Content starts

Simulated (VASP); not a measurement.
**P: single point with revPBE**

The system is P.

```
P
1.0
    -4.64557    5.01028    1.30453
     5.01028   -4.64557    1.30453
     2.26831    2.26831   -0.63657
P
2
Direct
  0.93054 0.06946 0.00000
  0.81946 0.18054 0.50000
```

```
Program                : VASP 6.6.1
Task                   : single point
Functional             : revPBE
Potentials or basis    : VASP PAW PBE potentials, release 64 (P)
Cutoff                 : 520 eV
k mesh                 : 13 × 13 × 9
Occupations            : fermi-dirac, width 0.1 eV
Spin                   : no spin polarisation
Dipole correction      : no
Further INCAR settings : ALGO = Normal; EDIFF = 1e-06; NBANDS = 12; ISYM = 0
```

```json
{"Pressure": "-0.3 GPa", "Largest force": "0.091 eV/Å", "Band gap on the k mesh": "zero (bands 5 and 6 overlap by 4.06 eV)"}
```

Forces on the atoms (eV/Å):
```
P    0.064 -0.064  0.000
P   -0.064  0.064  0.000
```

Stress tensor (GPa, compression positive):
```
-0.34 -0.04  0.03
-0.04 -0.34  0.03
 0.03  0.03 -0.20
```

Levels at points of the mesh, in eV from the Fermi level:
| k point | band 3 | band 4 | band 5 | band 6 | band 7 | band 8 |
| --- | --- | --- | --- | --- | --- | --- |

Content ends

Assignment: The line with "7 | band 8 |" marks the end; reproduce exactly every line from the start of the entries up to it, that line included.

Exercise result:
Simulated (VASP); not a measurement.
**P: single point with revPBE**

The system is P.

```
P
1.0
    -4.64557    5.01028    1.30453
     5.01028   -4.64557    1.30453
     2.26831    2.26831   -0.63657
P
2
Direct
  0.93054 0.06946 0.00000
  0.81946 0.18054 0.50000
```

```
Program                : VASP 6.6.1
Task                   : single point
Functional             : revPBE
Potentials or basis    : VASP PAW PBE potentials, release 64 (P)
Cutoff                 : 520 eV
k mesh                 : 13 × 13 × 9
Occupations            : fermi-dirac, width 0.1 eV
Spin                   : no spin polarisation
Dipole correction      : no
Further INCAR settings : ALGO = Normal; EDIFF = 1e-06; NBANDS = 12; ISYM = 0
```

```json
{"Pressure": "-0.3 GPa", "Largest force": "0.091 eV/Å", "Band gap on the k mesh": "zero (bands 5 and 6 overlap by 4.06 eV)"}
```

Forces on the atoms (eV/Å):
```
P    0.064 -0.064  0.000
P   -0.064  0.064  0.000
```

Stress tensor (GPa, compression positive):
```
-0.34 -0.04  0.03
-0.04 -0.34  0.03
 0.03  0.03 -0.20
```

Levels at points of the mesh, in eV from the Fermi level:
| k point | band 3 | band 4 | band 5 | band 6 | band 7 | band 8 |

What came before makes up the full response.